Available data:
'''
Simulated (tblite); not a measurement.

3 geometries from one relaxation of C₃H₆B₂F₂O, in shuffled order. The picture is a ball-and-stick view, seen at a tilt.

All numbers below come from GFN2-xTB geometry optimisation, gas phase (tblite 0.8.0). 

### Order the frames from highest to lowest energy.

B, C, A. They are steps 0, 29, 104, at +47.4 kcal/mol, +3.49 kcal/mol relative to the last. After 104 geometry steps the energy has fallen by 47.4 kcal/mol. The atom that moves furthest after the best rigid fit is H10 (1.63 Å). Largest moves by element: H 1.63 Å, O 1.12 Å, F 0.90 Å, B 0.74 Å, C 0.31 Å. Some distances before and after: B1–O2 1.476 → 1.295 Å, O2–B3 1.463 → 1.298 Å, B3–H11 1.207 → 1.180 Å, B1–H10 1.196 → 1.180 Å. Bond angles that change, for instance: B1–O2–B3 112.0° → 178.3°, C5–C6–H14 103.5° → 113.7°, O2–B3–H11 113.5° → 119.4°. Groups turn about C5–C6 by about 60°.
'''

Task item: Please copy the data in full, character for character.

Task result:
Simulated (tblite); not a measurement.

3 geometries from one relaxation of C₃H₆B₂F₂O, in shuffled order. The picture is a ball-and-stick view, seen at a tilt.

All numbers below come from GFN2-xTB geometry optimisation, gas phase (tblite 0.8.0). 

### Order the frames from highest to lowest energy.

B, C, A. They are steps 0, 29, 104, at +47.4 kcal/mol, +3.49 kcal/mol relative to the last. After 104 geometry steps the energy has fallen by 47.4 kcal/mol. The atom that moves furthest after the best rigid fit is H10 (1.63 Å). Largest moves by element: H 1.63 Å, O 1.12 Å, F 0.90 Å, B 0.74 Å, C 0.31 Å. Some distances before and after: B1–O2 1.476 → 1.295 Å, O2–B3 1.463 → 1.298 Å, B3–H11 1.207 → 1.180 Å, B1–H10 1.196 → 1.180 Å. Bond angles that change, for instance: B1–O2–B3 112.0° → 178.3°, C5–C6–H14 103.5° → 113.7°, O2–B3–H11 113.5° → 119.4°. Groups turn about C5–C6 by about 60°.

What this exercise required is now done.